#### STUDY MATERIAL
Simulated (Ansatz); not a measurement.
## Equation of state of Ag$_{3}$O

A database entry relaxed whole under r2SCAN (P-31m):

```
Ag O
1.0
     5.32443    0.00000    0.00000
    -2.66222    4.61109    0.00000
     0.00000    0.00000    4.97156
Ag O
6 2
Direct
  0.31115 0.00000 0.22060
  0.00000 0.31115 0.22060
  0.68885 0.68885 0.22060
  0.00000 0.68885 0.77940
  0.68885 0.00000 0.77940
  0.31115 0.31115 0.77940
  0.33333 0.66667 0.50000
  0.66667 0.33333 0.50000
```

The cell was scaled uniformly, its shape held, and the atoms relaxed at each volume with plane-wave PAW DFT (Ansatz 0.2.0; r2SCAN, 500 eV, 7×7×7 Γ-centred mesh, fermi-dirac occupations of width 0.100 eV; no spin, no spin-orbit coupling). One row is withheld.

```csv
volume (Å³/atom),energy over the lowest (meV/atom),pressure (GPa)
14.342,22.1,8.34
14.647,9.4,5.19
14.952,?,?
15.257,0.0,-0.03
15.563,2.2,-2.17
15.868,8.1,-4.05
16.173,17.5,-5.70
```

#### REQUIREMENT
The response should consist of every record above, reproduced exactly.

#### TASK ANSWER
Simulated (Ansatz); not a measurement.
## Equation of state of Ag$_{3}$O

A database entry relaxed whole under r2SCAN (P-31m):

```
Ag O
1.0
     5.32443    0.00000    0.00000
    -2.66222    4.61109    0.00000
     0.00000    0.00000    4.97156
Ag O
6 2
Direct
  0.31115 0.00000 0.22060
  0.00000 0.31115 0.22060
  0.68885 0.68885 0.22060
  0.00000 0.68885 0.77940
  0.68885 0.00000 0.77940
  0.31115 0.31115 0.77940
  0.33333 0.66667 0.50000
  0.66667 0.33333 0.50000
```

The cell was scaled uniformly, its shape held, and the atoms relaxed at each volume with plane-wave PAW DFT (Ansatz 0.2.0; r2SCAN, 500 eV, 7×7×7 Γ-centred mesh, fermi-dirac occupations of width 0.100 eV; no spin, no spin-orbit coupling). One row is withheld.

```csv
volume (Å³/atom),energy over the lowest (meV/atom),pressure (GPa)
14.342,22.1,8.34
14.647,9.4,5.19
14.952,?,?
15.257,0.0,-0.03
15.563,2.2,-2.17
15.868,8.1,-4.05
16.173,17.5,-5.70
```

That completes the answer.